• [SUPPLIED RECORDS]
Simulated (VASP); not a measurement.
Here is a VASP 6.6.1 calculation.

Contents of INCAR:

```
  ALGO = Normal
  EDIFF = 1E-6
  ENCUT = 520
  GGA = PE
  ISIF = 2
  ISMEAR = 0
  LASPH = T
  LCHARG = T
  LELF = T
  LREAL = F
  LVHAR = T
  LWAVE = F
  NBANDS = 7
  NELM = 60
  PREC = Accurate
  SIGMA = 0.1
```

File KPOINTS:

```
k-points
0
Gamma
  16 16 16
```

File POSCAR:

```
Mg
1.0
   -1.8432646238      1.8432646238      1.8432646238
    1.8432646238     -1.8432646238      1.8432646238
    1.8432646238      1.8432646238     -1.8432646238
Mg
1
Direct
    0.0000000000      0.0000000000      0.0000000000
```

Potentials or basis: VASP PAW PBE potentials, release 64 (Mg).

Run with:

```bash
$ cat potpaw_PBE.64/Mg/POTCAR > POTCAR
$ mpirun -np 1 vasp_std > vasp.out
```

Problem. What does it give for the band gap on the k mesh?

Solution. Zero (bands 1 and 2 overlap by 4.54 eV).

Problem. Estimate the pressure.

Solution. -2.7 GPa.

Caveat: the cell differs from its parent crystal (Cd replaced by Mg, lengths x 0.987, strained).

• [ACTION ITEM] Take the lines from the first line of the listing to the line containing "Solution. -2.7 GPa.". Please print them exactly, ends included, with nothing else.

• [RESULT]
Simulated (VASP); not a measurement.
Here is a VASP 6.6.1 calculation.

Contents of INCAR:

```
  ALGO = Normal
  EDIFF = 1E-6
  ENCUT = 520
  GGA = PE
  ISIF = 2
  ISMEAR = 0
  LASPH = T
  LCHARG = T
  LELF = T
  LREAL = F
  LVHAR = T
  LWAVE = F
  NBANDS = 7
  NELM = 60
  PREC = Accurate
  SIGMA = 0.1
```

File KPOINTS:

```
k-points
0
Gamma
  16 16 16
```

File POSCAR:

```
Mg
1.0
   -1.8432646238      1.8432646238      1.8432646238
    1.8432646238     -1.8432646238      1.8432646238
    1.8432646238      1.8432646238     -1.8432646238
Mg
1
Direct
    0.0000000000      0.0000000000      0.0000000000
```

Potentials or basis: VASP PAW PBE potentials, release 64 (Mg).

Run with:

```bash
$ cat potpaw_PBE.64/Mg/POTCAR > POTCAR
$ mpirun -np 1 vasp_std > vasp.out
```

Problem. What does it give for the band gap on the k mesh?

Solution. Zero (bands 1 and 2 overlap by 4.54 eV).

Problem. Estimate the pressure.

Solution. -2.7 GPa.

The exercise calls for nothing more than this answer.